Data extract —
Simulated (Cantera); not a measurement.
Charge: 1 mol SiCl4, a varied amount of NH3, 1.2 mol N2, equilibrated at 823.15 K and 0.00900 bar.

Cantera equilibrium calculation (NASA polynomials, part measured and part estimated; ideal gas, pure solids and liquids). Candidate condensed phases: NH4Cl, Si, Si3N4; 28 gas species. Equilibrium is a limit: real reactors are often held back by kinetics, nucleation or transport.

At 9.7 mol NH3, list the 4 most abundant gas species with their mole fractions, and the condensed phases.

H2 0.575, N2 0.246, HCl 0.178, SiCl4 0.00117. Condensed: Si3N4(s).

Activity — All that should appear in the response is the run of lines from the first line of the entries through the line containing "At 9.7 mol NH3, list", copied exactly.

Result —
Simulated (Cantera); not a measurement.
Charge: 1 mol SiCl4, a varied amount of NH3, 1.2 mol N2, equilibrated at 823.15 K and 0.00900 bar.

Cantera equilibrium calculation (NASA polynomials, part measured and part estimated; ideal gas, pure solids and liquids). Candidate condensed phases: NH4Cl, Si, Si3N4; 28 gas species. Equilibrium is a limit: real reactors are often held back by kinetics, nucleation or transport.

At 9.7 mol NH3, list the 4 most abundant gas species with their mole fractions, and the condensed phases.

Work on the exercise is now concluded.